▶ [WORK ORDER] What do the lines say from the start of the entries through the one containing "Question: How far"? Repeat them exactly.

▶ [INFORMATION SHOWN]
__________________________________________________

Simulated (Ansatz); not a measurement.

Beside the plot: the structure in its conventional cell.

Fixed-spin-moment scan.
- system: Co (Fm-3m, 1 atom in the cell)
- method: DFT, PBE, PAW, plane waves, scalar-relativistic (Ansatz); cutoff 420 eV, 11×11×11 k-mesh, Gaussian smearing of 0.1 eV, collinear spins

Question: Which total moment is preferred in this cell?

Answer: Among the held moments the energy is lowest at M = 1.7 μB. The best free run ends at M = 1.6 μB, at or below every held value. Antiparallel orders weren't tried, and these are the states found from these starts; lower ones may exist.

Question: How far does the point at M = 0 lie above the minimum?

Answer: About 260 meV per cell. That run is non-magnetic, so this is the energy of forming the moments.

__________________________________________________

▶ [WRITTEN RESPONSE]
Simulated (Ansatz); not a measurement.

Beside the plot: the structure in its conventional cell.

Fixed-spin-moment scan.
- system: Co (Fm-3m, 1 atom in the cell)
- method: DFT, PBE, PAW, plane waves, scalar-relativistic (Ansatz); cutoff 420 eV, 11×11×11 k-mesh, Gaussian smearing of 0.1 eV, collinear spins

Question: Which total moment is preferred in this cell?

Answer: Among the held moments the energy is lowest at M = 1.7 μB. The best free run ends at M = 1.6 μB, at or below every held value. Antiparallel orders weren't tried, and these are the states found from these starts; lower ones may exist.

Question: How far does the point at M = 0 lie above the minimum?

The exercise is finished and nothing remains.